The full listing below should be repeated exactly.

GIVEN DATA -
- - - - -

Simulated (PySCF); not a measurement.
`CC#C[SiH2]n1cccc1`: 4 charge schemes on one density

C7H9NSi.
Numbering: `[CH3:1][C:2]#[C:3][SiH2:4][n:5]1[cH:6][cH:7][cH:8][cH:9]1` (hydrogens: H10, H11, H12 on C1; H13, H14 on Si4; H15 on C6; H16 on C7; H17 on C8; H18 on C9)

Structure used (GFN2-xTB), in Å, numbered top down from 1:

- - - - -

TASK ANSWER -
Simulated (PySCF); not a measurement.
`CC#C[SiH2]n1cccc1`: 4 charge schemes on one density

C7H9NSi.
Numbering: `[CH3:1][C:2]#[C:3][SiH2:4][n:5]1[cH:6][cH:7][cH:8][cH:9]1` (hydrogens: H10, H11, H12 on C1; H13, H14 on Si4; H15 on C6; H16 on C7; H17 on C8; H18 on C9)

Structure used (GFN2-xTB), in Å, numbered top down from 1:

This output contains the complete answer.